* * * * *

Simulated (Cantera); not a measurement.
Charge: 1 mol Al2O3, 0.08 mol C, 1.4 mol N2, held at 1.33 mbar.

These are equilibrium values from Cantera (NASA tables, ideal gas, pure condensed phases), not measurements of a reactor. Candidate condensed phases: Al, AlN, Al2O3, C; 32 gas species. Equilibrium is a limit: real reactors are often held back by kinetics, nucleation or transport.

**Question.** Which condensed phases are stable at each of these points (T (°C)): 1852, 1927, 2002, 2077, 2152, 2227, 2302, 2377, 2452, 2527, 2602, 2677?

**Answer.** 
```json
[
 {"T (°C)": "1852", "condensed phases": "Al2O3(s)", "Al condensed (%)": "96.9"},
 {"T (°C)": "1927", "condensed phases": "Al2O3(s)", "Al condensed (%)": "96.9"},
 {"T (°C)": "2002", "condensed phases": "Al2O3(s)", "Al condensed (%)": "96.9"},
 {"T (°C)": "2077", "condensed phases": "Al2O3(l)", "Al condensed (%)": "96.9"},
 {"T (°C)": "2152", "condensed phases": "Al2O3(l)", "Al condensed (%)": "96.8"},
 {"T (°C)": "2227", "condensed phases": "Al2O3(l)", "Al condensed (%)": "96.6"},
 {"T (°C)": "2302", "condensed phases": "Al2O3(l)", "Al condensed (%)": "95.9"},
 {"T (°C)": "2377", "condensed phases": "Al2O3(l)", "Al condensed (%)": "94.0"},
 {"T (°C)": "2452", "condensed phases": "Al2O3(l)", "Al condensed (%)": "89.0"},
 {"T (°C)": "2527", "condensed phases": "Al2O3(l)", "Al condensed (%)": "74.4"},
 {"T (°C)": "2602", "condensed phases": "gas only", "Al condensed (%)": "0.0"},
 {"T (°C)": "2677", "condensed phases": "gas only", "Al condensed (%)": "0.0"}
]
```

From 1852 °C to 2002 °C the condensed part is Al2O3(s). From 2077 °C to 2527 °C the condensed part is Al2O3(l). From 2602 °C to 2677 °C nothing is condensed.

* * * * *

- [EXERCISE]:
The line containing "These are equilibrium" marks the end: copy exactly every line from the top of the data above down to it, that line included.

- [ANSWER SPACE]:
Simulated (Cantera); not a measurement.
Charge: 1 mol Al2O3, 0.08 mol C, 1.4 mol N2, held at 1.33 mbar.

These are equilibrium values from Cantera (NASA tables, ideal gas, pure condensed phases), not measurements of a reactor. Candidate condensed phases: Al, AlN, Al2O3, C; 32 gas species. Equilibrium is a limit: real reactors are often held back by kinetics, nucleation or transport.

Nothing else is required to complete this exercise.